§ **Work task**: Give back each entry verbatim.

- - - - - - -
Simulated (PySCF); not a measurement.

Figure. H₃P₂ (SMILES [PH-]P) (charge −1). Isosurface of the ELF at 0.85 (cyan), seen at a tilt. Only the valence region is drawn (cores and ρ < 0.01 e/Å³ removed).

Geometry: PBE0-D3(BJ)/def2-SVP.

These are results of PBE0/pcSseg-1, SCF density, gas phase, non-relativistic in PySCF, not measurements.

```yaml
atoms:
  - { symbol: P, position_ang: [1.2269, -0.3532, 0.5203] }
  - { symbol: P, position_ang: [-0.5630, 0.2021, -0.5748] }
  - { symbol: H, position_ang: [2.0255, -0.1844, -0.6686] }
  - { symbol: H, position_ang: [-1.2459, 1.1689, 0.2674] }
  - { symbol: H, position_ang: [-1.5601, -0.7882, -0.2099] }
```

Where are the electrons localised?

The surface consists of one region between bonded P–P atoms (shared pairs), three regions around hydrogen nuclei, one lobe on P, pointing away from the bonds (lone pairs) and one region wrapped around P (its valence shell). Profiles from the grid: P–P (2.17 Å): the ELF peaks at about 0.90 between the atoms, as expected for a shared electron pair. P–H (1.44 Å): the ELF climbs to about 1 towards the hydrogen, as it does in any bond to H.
- - - - - - -

§ **Answer section**:
Simulated (PySCF); not a measurement.

Figure. H₃P₂ (SMILES [PH-]P) (charge −1). Isosurface of the ELF at 0.85 (cyan), seen at a tilt. Only the valence region is drawn (cores and ρ < 0.01 e/Å³ removed).

Geometry: PBE0-D3(BJ)/def2-SVP.

These are results of PBE0/pcSseg-1, SCF density, gas phase, non-relativistic in PySCF, not measurements.

```yaml
atoms:
  - { symbol: P, position_ang: [1.2269, -0.3532, 0.5203] }
  - { symbol: P, position_ang: [-0.5630, 0.2021, -0.5748] }
  - { symbol: H, position_ang: [2.0255, -0.1844, -0.6686] }
  - { symbol: H, position_ang: [-1.2459, 1.1689, 0.2674] }
  - { symbol: H, position_ang: [-1.5601, -0.7882, -0.2099] }
```

Where are the electrons localised?

The surface consists of one region between bonded P–P atoms (shared pairs), three regions around hydrogen nuclei, one lobe on P, pointing away from the bonds (lone pairs) and one region wrapped around P (its valence shell). Profiles from the grid: P–P (2.17 Å): the ELF peaks at about 0.90 between the atoms, as expected for a shared electron pair. P–H (1.44 Å): the ELF climbs to about 1 towards the hydrogen, as it does in any bond to H.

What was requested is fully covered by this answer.